_EXERCISE_. Every entry that follows needs to be repeated exactly.

_LISTED ENTRIES_.
· · · ·

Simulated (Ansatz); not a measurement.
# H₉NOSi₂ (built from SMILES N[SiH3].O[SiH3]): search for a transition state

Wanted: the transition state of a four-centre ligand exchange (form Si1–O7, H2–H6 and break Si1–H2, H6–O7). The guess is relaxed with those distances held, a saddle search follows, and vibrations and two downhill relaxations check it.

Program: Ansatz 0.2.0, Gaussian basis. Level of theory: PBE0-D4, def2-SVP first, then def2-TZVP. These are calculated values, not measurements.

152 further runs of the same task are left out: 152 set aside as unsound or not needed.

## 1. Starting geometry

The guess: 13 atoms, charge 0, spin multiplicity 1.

· · · ·

_REPLY_.
Simulated (Ansatz); not a measurement.
# H₉NOSi₂ (built from SMILES N[SiH3].O[SiH3]): search for a transition state

Wanted: the transition state of a four-centre ligand exchange (form Si1–O7, H2–H6 and break Si1–H2, H6–O7). The guess is relaxed with those distances held, a saddle search follows, and vibrations and two downhill relaxations check it.

Program: Ansatz 0.2.0, Gaussian basis. Level of theory: PBE0-D4, def2-SVP first, then def2-TZVP. These are calculated values, not measurements.

152 further runs of the same task are left out: 152 set aside as unsound or not needed.

## 1. Starting geometry

The guess: 13 atoms, charge 0, spin multiplicity 1.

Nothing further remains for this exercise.